Assignment:
Retype, word for word, every line from the one holding "Geometry PBE0-D3(BJ)/def2-SVP throughout;" through the one holding "316.6 | 0.4 |" in the entries below, both included, and only those lines.

Data records:
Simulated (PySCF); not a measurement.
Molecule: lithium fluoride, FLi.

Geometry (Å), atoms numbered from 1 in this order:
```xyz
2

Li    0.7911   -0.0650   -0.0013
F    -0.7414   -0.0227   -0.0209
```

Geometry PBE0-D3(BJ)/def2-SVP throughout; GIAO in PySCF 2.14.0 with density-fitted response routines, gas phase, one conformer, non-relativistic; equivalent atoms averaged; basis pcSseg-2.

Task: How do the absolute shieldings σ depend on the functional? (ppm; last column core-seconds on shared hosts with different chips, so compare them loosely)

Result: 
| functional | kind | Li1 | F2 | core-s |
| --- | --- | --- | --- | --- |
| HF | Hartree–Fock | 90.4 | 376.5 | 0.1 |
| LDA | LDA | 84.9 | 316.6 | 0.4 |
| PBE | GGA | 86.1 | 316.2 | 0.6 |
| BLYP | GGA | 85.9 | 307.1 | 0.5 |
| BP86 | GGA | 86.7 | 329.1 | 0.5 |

Reply:
Geometry PBE0-D3(BJ)/def2-SVP throughout; GIAO in PySCF 2.14.0 with density-fitted response routines, gas phase, one conformer, non-relativistic; equivalent atoms averaged; basis pcSseg-2.

Task: How do the absolute shieldings σ depend on the functional? (ppm; last column core-seconds on shared hosts with different chips, so compare them loosely)

Result: 
| functional | kind | Li1 | F2 | core-s |
| --- | --- | --- | --- | --- |
| HF | Hartree–Fock | 90.4 | 376.5 | 0.1 |
| LDA | LDA | 84.9 | 316.6 | 0.4 |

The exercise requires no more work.